Material supplied —
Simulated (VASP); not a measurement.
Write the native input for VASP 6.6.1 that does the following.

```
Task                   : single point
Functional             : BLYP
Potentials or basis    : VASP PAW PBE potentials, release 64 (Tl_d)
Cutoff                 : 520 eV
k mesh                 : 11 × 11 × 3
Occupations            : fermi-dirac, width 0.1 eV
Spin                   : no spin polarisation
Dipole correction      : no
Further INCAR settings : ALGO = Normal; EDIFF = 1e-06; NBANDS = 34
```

Work item —
Repeat all of the data exactly. Include every line.

Your solution —
Simulated (VASP); not a measurement.
Write the native input for VASP 6.6.1 that does the following.

```
Task                   : single point
Functional             : BLYP
Potentials or basis    : VASP PAW PBE potentials, release 64 (Tl_d)
Cutoff                 : 520 eV
k mesh                 : 11 × 11 × 3
Occupations            : fermi-dirac, width 0.1 eV
Spin                   : no spin polarisation
Dipole correction      : no
Further INCAR settings : ALGO = Normal; EDIFF = 1e-06; NBANDS = 34
```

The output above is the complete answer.